Material shown:
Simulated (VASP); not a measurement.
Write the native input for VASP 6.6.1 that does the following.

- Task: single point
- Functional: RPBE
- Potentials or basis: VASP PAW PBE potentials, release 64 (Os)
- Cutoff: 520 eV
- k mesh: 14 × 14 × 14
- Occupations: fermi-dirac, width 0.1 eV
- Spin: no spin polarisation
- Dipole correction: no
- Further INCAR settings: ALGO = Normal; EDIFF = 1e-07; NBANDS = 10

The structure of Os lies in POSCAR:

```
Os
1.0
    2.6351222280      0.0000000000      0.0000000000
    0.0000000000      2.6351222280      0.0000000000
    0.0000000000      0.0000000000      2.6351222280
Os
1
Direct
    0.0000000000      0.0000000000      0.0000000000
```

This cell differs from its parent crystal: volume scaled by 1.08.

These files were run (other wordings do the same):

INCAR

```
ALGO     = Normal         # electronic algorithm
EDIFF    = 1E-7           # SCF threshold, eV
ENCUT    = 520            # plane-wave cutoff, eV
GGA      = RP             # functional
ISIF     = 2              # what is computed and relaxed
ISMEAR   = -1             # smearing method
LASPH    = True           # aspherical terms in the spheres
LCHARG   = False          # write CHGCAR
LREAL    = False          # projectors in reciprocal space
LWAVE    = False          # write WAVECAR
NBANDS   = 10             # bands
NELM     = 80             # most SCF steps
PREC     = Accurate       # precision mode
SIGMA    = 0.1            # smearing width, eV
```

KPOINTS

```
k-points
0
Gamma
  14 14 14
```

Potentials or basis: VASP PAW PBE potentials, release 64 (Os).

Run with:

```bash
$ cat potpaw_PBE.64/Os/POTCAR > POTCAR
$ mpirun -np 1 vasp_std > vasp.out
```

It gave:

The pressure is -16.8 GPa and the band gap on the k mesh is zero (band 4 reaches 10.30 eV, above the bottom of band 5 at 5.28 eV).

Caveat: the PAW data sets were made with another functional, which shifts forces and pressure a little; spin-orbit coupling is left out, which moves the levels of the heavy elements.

Exercise: Copy only this part of the entries above: the line with "- Dipole correction: no", the line with "This cell differs", and the lines between, all exactly as written.

Worked solution:
- Dipole correction: no
- Further INCAR settings: ALGO = Normal; EDIFF = 1e-07; NBANDS = 10

The structure of Os lies in POSCAR:

```
Os
1.0
    2.6351222280      0.0000000000      0.0000000000
    0.0000000000      2.6351222280      0.0000000000
    0.0000000000      0.0000000000      2.6351222280
Os
1
Direct
    0.0000000000      0.0000000000      0.0000000000
```

This cell differs from its parent crystal: volume scaled by 1.08.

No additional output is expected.